§ EXERCISE
Without altering a single character, set down all of the data below.

BEGIN
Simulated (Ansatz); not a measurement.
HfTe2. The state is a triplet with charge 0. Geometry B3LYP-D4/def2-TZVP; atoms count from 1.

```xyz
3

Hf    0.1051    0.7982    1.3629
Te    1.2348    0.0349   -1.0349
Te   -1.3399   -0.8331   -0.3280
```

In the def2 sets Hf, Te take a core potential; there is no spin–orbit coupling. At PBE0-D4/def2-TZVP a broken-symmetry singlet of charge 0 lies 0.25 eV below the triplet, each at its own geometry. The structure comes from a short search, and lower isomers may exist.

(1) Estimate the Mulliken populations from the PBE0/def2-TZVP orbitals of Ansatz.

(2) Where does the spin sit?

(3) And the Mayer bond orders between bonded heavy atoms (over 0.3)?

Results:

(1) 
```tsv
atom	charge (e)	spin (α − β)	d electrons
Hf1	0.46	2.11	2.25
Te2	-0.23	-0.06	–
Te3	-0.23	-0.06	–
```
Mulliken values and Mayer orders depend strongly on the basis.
END

§ RESPONSE BOX
Simulated (Ansatz); not a measurement.
HfTe2. The state is a triplet with charge 0. Geometry B3LYP-D4/def2-TZVP; atoms count from 1.

```xyz
3

Hf    0.1051    0.7982    1.3629
Te    1.2348    0.0349   -1.0349
Te   -1.3399   -0.8331   -0.3280
```

In the def2 sets Hf, Te take a core potential; there is no spin–orbit coupling. At PBE0-D4/def2-TZVP a broken-symmetry singlet of charge 0 lies 0.25 eV below the triplet, each at its own geometry. The structure comes from a short search, and lower isomers may exist.

(1) Estimate the Mulliken populations from the PBE0/def2-TZVP orbitals of Ansatz.

(2) Where does the spin sit?

(3) And the Mayer bond orders between bonded heavy atoms (over 0.3)?

Results:

(1) 
```tsv
atom	charge (e)	spin (α − β)	d electrons
Hf1	0.46	2.11	2.25
Te2	-0.23	-0.06	–
Te3	-0.23	-0.06	–
```
Mulliken values and Mayer orders depend strongly on the basis.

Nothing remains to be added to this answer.